**WORK ORDER:**
Beginning with the first line below, please repeat the material exactly, ending with the line that includes "would not show.)".

**RAW DATA:**
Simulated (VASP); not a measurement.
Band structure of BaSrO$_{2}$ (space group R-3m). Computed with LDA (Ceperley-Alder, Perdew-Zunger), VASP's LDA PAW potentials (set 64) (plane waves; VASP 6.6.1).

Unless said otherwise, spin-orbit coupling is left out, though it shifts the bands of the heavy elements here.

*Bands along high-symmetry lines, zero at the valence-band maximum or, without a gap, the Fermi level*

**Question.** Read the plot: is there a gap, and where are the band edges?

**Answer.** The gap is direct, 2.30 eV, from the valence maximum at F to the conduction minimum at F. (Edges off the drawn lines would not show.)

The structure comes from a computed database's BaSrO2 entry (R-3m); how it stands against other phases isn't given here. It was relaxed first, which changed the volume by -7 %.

**ANSWER SPACE:**
Simulated (VASP); not a measurement.
Band structure of BaSrO$_{2}$ (space group R-3m). Computed with LDA (Ceperley-Alder, Perdew-Zunger), VASP's LDA PAW potentials (set 64) (plane waves; VASP 6.6.1).

Unless said otherwise, spin-orbit coupling is left out, though it shifts the bands of the heavy elements here.

*Bands along high-symmetry lines, zero at the valence-band maximum or, without a gap, the Fermi level*

**Question.** Read the plot: is there a gap, and where are the band edges?

**Answer.** The gap is direct, 2.30 eV, from the valence maximum at F to the conduction minimum at F. (Edges off the drawn lines would not show.)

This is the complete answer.